■ **ACTIVITY**: Every entry needs to be printed exactly, please.

:: DATA EXTRACTS

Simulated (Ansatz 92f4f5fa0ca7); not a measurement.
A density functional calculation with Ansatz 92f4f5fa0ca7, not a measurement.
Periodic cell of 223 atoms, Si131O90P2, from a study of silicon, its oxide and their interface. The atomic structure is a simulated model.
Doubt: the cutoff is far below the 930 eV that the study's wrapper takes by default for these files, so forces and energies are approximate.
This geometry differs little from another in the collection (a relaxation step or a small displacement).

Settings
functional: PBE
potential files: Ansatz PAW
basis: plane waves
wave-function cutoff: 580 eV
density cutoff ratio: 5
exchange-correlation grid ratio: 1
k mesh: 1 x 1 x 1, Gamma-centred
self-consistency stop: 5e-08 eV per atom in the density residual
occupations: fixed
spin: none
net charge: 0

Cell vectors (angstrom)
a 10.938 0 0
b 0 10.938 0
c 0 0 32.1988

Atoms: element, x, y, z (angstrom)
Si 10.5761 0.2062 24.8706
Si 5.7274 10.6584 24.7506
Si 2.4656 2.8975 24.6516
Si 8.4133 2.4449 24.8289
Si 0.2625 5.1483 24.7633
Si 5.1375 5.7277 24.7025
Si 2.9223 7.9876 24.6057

::::

■ **TASK RESPONSE**:
Simulated (Ansatz 92f4f5fa0ca7); not a measurement.
A density functional calculation with Ansatz 92f4f5fa0ca7, not a measurement.
Periodic cell of 223 atoms, Si131O90P2, from a study of silicon, its oxide and their interface. The atomic structure is a simulated model.
Doubt: the cutoff is far below the 930 eV that the study's wrapper takes by default for these files, so forces and energies are approximate.
This geometry differs little from another in the collection (a relaxation step or a small displacement).

Settings
functional: PBE
potential files: Ansatz PAW
basis: plane waves
wave-function cutoff: 580 eV
density cutoff ratio: 5
exchange-correlation grid ratio: 1
k mesh: 1 x 1 x 1, Gamma-centred
self-consistency stop: 5e-08 eV per atom in the density residual
occupations: fixed
spin: none
net charge: 0

Cell vectors (angstrom)
a 10.938 0 0
b 0 10.938 0
c 0 0 32.1988

Atoms: element, x, y, z (angstrom)
Si 10.5761 0.2062 24.8706
Si 5.7274 10.6584 24.7506
Si 2.4656 2.8975 24.6516
Si 8.4133 2.4449 24.8289
Si 0.2625 5.1483 24.7633
Si 5.1375 5.7277 24.7025
Si 2.9223 7.9876 24.6057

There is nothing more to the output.